__Action item__. Nothing after the line containing "D. C=C[C@H]([SiH3])CO" belongs in the answer; write out exactly every line from the start of the material up to it, including it.

__Dataset entries__.
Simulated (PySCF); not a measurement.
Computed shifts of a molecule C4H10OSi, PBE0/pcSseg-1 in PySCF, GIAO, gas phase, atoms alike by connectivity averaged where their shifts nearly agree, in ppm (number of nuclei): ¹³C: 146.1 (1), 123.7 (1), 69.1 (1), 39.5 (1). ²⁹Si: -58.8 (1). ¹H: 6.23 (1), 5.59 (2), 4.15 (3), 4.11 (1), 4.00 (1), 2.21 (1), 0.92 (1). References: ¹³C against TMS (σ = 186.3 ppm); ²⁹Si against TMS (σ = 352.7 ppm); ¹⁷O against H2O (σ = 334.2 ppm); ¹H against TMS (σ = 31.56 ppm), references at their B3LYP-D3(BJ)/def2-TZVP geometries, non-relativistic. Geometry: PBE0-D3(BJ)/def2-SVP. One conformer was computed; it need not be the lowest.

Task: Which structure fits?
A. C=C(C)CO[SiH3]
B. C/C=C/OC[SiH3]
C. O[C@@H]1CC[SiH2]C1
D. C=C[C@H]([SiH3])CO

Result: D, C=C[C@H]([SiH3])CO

__Reply__.
Simulated (PySCF); not a measurement.
Computed shifts of a molecule C4H10OSi, PBE0/pcSseg-1 in PySCF, GIAO, gas phase, atoms alike by connectivity averaged where their shifts nearly agree, in ppm (number of nuclei): ¹³C: 146.1 (1), 123.7 (1), 69.1 (1), 39.5 (1). ²⁹Si: -58.8 (1). ¹H: 6.23 (1), 5.59 (2), 4.15 (3), 4.11 (1), 4.00 (1), 2.21 (1), 0.92 (1). References: ¹³C against TMS (σ = 186.3 ppm); ²⁹Si against TMS (σ = 352.7 ppm); ¹⁷O against H2O (σ = 334.2 ppm); ¹H against TMS (σ = 31.56 ppm), references at their B3LYP-D3(BJ)/def2-TZVP geometries, non-relativistic. Geometry: PBE0-D3(BJ)/def2-SVP. One conformer was computed; it need not be the lowest.

Task: Which structure fits?
A. C=C(C)CO[SiH3]
B. C/C=C/OC[SiH3]
C. O[C@@H]1CC[SiH2]C1
D. C=C[C@H]([SiH3])CO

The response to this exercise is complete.